### Task item
Here are some records. Print all of them exactly.

### Data under study
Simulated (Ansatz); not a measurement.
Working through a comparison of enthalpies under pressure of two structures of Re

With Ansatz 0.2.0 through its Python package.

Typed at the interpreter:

### Exercise response
Simulated (Ansatz); not a measurement.
Working through a comparison of enthalpies under pressure of two structures of Re

With Ansatz 0.2.0 through its Python package.

Typed at the interpreter:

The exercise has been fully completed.